- _Task item_
Print the listing below exactly. Leave nothing out.

Top of Available data
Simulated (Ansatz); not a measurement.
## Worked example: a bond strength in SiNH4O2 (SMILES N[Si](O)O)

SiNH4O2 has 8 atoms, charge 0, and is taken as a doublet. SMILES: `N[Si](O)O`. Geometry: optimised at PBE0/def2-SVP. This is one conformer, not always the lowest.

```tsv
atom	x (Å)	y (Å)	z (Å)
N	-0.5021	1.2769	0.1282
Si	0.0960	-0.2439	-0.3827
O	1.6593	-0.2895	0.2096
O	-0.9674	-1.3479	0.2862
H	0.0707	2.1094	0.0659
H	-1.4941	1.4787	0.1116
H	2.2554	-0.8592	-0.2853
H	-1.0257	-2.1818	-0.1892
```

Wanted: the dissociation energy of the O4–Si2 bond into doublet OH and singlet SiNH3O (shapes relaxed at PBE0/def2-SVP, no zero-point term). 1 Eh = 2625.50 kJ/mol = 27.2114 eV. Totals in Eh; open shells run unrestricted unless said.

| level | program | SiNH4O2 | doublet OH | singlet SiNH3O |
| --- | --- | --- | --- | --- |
Bottom of Available data

- _Result_
Simulated (Ansatz); not a measurement.
## Worked example: a bond strength in SiNH4O2 (SMILES N[Si](O)O)

SiNH4O2 has 8 atoms, charge 0, and is taken as a doublet. SMILES: `N[Si](O)O`. Geometry: optimised at PBE0/def2-SVP. This is one conformer, not always the lowest.

```tsv
atom	x (Å)	y (Å)	z (Å)
N	-0.5021	1.2769	0.1282
Si	0.0960	-0.2439	-0.3827
O	1.6593	-0.2895	0.2096
O	-0.9674	-1.3479	0.2862
H	0.0707	2.1094	0.0659
H	-1.4941	1.4787	0.1116
H	2.2554	-0.8592	-0.2853
H	-1.0257	-2.1818	-0.1892
```

Wanted: the dissociation energy of the O4–Si2 bond into doublet OH and singlet SiNH3O (shapes relaxed at PBE0/def2-SVP, no zero-point term). 1 Eh = 2625.50 kJ/mol = 27.2114 eV. Totals in Eh; open shells run unrestricted unless said.

| level | program | SiNH4O2 | doublet OH | singlet SiNH3O |
| --- | --- | --- | --- | --- |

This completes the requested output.